**Work order**: Give back all of the records exactly.

*-*-*

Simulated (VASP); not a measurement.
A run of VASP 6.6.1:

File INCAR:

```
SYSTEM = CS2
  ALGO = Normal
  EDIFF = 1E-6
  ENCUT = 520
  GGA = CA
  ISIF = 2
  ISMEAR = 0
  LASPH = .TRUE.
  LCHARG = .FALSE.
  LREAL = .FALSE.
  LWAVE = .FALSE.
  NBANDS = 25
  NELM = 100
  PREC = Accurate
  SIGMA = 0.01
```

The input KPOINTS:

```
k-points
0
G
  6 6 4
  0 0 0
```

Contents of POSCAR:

*-*-*

**Task answer**:
Simulated (VASP); not a measurement.
A run of VASP 6.6.1:

File INCAR:

```
SYSTEM = CS2
  ALGO = Normal
  EDIFF = 1E-6
  ENCUT = 520
  GGA = CA
  ISIF = 2
  ISMEAR = 0
  LASPH = .TRUE.
  LCHARG = .FALSE.
  LREAL = .FALSE.
  LWAVE = .FALSE.
  NBANDS = 25
  NELM = 100
  PREC = Accurate
  SIGMA = 0.01
```

The input KPOINTS:

```
k-points
0
G
  6 6 4
  0 0 0
```

Contents of POSCAR:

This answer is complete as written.